### Activity
When every entry has been read, print each one back exactly.

### Extracted information
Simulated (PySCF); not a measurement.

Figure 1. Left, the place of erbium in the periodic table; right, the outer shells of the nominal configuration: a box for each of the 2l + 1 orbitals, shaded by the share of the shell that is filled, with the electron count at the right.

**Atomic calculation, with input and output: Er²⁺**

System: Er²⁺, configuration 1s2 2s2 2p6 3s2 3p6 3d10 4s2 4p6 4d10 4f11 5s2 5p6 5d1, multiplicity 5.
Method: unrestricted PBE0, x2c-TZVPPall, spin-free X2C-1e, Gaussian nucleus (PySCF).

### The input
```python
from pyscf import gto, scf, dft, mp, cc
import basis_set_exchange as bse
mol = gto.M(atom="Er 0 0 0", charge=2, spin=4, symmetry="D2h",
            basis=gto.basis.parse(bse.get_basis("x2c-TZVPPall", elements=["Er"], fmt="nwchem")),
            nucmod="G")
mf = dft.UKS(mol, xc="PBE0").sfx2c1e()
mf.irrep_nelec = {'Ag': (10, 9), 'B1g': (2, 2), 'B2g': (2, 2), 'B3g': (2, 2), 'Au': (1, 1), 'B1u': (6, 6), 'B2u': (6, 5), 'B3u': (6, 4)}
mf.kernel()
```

### Worked solution
Simulated (PySCF); not a measurement.

Figure 1. Left, the place of erbium in the periodic table; right, the outer shells of the nominal configuration: a box for each of the 2l + 1 orbitals, shaded by the share of the shell that is filled, with the electron count at the right.

**Atomic calculation, with input and output: Er²⁺**

System: Er²⁺, configuration 1s2 2s2 2p6 3s2 3p6 3d10 4s2 4p6 4d10 4f11 5s2 5p6 5d1, multiplicity 5.
Method: unrestricted PBE0, x2c-TZVPPall, spin-free X2C-1e, Gaussian nucleus (PySCF).

### The input
```python
from pyscf import gto, scf, dft, mp, cc
import basis_set_exchange as bse
mol = gto.M(atom="Er 0 0 0", charge=2, spin=4, symmetry="D2h",
            basis=gto.basis.parse(bse.get_basis("x2c-TZVPPall", elements=["Er"], fmt="nwchem")),
            nucmod="G")
mf = dft.UKS(mol, xc="PBE0").sfx2c1e()
mf.irrep_nelec = {'Ag': (10, 9), 'B1g': (2, 2), 'B2g': (2, 2), 'B3g': (2, 2), 'Au': (1, 1), 'B1u': (6, 6), 'B2u': (6, 5), 'B3u': (6, 4)}
mf.kernel()
```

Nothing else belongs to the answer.